** BRIEF **
Please give back word for word the lines below, from the first one through the one with "## (2) Reference".

--- EXTRACTED DATA Enclosed Below ---

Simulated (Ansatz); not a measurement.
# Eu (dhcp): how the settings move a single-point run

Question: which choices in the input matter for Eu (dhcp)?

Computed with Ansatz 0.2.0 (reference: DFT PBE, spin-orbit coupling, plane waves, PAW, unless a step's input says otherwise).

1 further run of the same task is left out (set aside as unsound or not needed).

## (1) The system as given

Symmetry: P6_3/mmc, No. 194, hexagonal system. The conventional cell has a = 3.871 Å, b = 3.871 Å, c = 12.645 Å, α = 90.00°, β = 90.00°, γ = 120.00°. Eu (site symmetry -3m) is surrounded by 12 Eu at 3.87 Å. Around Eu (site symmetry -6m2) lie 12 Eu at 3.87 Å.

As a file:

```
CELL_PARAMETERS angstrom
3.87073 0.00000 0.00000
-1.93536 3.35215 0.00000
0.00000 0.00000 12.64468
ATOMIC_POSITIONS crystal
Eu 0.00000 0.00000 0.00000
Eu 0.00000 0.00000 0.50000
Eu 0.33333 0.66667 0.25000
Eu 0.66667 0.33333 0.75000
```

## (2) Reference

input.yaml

--- End of Enclosed EXTRACTED DATA ---

** ANSWER SPACE **
Simulated (Ansatz); not a measurement.
# Eu (dhcp): how the settings move a single-point run

Question: which choices in the input matter for Eu (dhcp)?

Computed with Ansatz 0.2.0 (reference: DFT PBE, spin-orbit coupling, plane waves, PAW, unless a step's input says otherwise).

1 further run of the same task is left out (set aside as unsound or not needed).

## (1) The system as given

Symmetry: P6_3/mmc, No. 194, hexagonal system. The conventional cell has a = 3.871 Å, b = 3.871 Å, c = 12.645 Å, α = 90.00°, β = 90.00°, γ = 120.00°. Eu (site symmetry -3m) is surrounded by 12 Eu at 3.87 Å. Around Eu (site symmetry -6m2) lie 12 Eu at 3.87 Å.

As a file:

```
CELL_PARAMETERS angstrom
3.87073 0.00000 0.00000
-1.93536 3.35215 0.00000
0.00000 0.00000 12.64468
ATOMIC_POSITIONS crystal
Eu 0.00000 0.00000 0.00000
Eu 0.00000 0.00000 0.50000
Eu 0.33333 0.66667 0.25000
Eu 0.66667 0.33333 0.75000
```

## (2) Reference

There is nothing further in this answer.